▶ Required action
When the line with "Solution. B. The" is reached, include it and stop; before that, copy each line of the listing exactly from the first.

────────────────────
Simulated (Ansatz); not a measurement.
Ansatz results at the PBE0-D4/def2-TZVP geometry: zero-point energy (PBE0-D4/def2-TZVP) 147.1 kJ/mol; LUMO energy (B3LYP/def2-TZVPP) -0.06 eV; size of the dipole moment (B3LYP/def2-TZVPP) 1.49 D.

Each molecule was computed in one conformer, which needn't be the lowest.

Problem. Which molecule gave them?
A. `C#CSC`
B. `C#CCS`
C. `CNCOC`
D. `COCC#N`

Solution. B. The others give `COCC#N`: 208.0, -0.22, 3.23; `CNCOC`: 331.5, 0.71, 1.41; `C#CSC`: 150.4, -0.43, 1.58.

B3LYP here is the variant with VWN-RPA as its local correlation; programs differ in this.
────────────────────

▶ Exercise result
Simulated (Ansatz); not a measurement.
Ansatz results at the PBE0-D4/def2-TZVP geometry: zero-point energy (PBE0-D4/def2-TZVP) 147.1 kJ/mol; LUMO energy (B3LYP/def2-TZVPP) -0.06 eV; size of the dipole moment (B3LYP/def2-TZVPP) 1.49 D.

Each molecule was computed in one conformer, which needn't be the lowest.

Problem. Which molecule gave them?
A. `C#CSC`
B. `C#CCS`
C. `CNCOC`
D. `COCC#N`

Solution. B. The others give `COCC#N`: 208.0, -0.22, 3.23; `CNCOC`: 331.5, 0.71, 1.41; `C#CSC`: 150.4, -0.43, 1.58.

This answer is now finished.